Exactly as written, copy the lines that run from the start of the data below to the line containing "Over 28 steps", both ends included.

═══ Excerpted data

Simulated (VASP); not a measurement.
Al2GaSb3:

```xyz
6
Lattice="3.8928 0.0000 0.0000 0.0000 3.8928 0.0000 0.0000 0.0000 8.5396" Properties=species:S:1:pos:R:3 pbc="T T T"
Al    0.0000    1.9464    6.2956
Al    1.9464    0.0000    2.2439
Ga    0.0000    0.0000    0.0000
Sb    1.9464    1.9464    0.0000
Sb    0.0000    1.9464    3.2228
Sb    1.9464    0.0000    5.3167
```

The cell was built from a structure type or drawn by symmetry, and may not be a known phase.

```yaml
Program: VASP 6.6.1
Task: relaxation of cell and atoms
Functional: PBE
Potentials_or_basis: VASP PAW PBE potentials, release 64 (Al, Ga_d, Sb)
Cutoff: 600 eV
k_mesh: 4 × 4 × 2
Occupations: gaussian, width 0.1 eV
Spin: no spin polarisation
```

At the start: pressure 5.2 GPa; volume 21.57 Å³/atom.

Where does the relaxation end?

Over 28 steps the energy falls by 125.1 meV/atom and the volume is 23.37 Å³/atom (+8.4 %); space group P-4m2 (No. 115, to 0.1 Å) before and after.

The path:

══════

▶ **Exercise response**
Simulated (VASP); not a measurement.
Al2GaSb3:

```xyz
6
Lattice="3.8928 0.0000 0.0000 0.0000 3.8928 0.0000 0.0000 0.0000 8.5396" Properties=species:S:1:pos:R:3 pbc="T T T"
Al    0.0000    1.9464    6.2956
Al    1.9464    0.0000    2.2439
Ga    0.0000    0.0000    0.0000
Sb    1.9464    1.9464    0.0000
Sb    0.0000    1.9464    3.2228
Sb    1.9464    0.0000    5.3167
```

The cell was built from a structure type or drawn by symmetry, and may not be a known phase.

```yaml
Program: VASP 6.6.1
Task: relaxation of cell and atoms
Functional: PBE
Potentials_or_basis: VASP PAW PBE potentials, release 64 (Al, Ga_d, Sb)
Cutoff: 600 eV
k_mesh: 4 × 4 × 2
Occupations: gaussian, width 0.1 eV
Spin: no spin polarisation
```

At the start: pressure 5.2 GPa; volume 21.57 Å³/atom.

Where does the relaxation end?

Over 28 steps the energy falls by 125.1 meV/atom and the volume is 23.37 Å³/atom (+8.4 %); space group P-4m2 (No. 115, to 0.1 Å) before and after.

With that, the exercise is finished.